▶ Dataset extract:
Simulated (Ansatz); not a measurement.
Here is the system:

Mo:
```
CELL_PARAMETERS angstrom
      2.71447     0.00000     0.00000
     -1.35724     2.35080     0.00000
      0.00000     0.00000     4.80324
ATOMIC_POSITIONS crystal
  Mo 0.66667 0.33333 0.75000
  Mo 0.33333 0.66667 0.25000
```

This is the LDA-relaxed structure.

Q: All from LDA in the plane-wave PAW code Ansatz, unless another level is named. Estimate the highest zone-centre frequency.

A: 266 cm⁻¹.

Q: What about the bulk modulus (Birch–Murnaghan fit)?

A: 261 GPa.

▶ Work task: From the first line to the last, set down every record exactly as written above.

▶ Response box:
Simulated (Ansatz); not a measurement.
Here is the system:

Mo:
```
CELL_PARAMETERS angstrom
      2.71447     0.00000     0.00000
     -1.35724     2.35080     0.00000
      0.00000     0.00000     4.80324
ATOMIC_POSITIONS crystal
  Mo 0.66667 0.33333 0.75000
  Mo 0.33333 0.66667 0.25000
```

This is the LDA-relaxed structure.

Q: All from LDA in the plane-wave PAW code Ansatz, unless another level is named. Estimate the highest zone-centre frequency.

A: 266 cm⁻¹.

Q: What about the bulk modulus (Birch–Murnaghan fit)?

A: 261 GPa.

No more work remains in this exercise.